:: DATA TO EXAMINE
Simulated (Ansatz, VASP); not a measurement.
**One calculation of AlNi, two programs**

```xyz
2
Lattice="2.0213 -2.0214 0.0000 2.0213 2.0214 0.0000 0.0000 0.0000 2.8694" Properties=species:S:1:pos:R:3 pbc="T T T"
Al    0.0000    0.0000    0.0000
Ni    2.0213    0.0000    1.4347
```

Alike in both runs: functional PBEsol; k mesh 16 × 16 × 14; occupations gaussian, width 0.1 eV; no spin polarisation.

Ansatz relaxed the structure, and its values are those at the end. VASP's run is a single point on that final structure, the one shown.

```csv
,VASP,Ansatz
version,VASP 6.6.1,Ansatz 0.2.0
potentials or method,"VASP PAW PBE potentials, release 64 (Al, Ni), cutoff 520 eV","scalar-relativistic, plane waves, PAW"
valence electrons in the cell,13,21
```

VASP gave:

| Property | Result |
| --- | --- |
::::

__ACTIVITY__
Exact transcription of the listing is needed, with no line left out.

__ANSWER BOX__
Simulated (Ansatz, VASP); not a measurement.
**One calculation of AlNi, two programs**

```xyz
2
Lattice="2.0213 -2.0214 0.0000 2.0213 2.0214 0.0000 0.0000 0.0000 2.8694" Properties=species:S:1:pos:R:3 pbc="T T T"
Al    0.0000    0.0000    0.0000
Ni    2.0213    0.0000    1.4347
```

Alike in both runs: functional PBEsol; k mesh 16 × 16 × 14; occupations gaussian, width 0.1 eV; no spin polarisation.

Ansatz relaxed the structure, and its values are those at the end. VASP's run is a single point on that final structure, the one shown.

```csv
,VASP,Ansatz
version,VASP 6.6.1,Ansatz 0.2.0
potentials or method,"VASP PAW PBE potentials, release 64 (Al, Ni), cutoff 520 eV","scalar-relativistic, plane waves, PAW"
valence electrons in the cell,13,21
```

VASP gave:

| Property | Result |
| --- | --- |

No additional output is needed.